When you reach the line in the data below that contains "This cell differs", please start repeating lines exactly, and stop after the line that contains "A: Band gap", repeating nothing else.

■ ■ ■ ■ ■

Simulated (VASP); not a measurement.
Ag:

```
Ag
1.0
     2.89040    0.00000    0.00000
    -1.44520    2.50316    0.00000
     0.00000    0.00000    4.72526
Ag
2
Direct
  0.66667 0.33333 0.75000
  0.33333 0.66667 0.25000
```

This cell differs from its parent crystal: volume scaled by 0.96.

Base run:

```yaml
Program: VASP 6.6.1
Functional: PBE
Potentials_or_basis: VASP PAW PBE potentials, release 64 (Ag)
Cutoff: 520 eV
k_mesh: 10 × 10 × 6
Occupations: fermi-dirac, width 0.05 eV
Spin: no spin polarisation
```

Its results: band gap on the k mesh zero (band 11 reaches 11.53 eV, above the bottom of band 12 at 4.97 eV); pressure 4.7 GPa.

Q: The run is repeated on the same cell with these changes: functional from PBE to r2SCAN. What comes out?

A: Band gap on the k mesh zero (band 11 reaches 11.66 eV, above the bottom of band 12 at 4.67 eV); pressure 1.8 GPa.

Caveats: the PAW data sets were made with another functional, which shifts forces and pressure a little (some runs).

■ ■ ■ ■ ■

Response:
This cell differs from its parent crystal: volume scaled by 0.96.

Base run:

```yaml
Program: VASP 6.6.1
Functional: PBE
Potentials_or_basis: VASP PAW PBE potentials, release 64 (Ag)
Cutoff: 520 eV
k_mesh: 10 × 10 × 6
Occupations: fermi-dirac, width 0.05 eV
Spin: no spin polarisation
```

Its results: band gap on the k mesh zero (band 11 reaches 11.53 eV, above the bottom of band 12 at 4.97 eV); pressure 4.7 GPa.

Q: The run is repeated on the same cell with these changes: functional from PBE to r2SCAN. What comes out?

A: Band gap on the k mesh zero (band 11 reaches 11.66 eV, above the bottom of band 12 at 4.67 eV); pressure 1.8 GPa.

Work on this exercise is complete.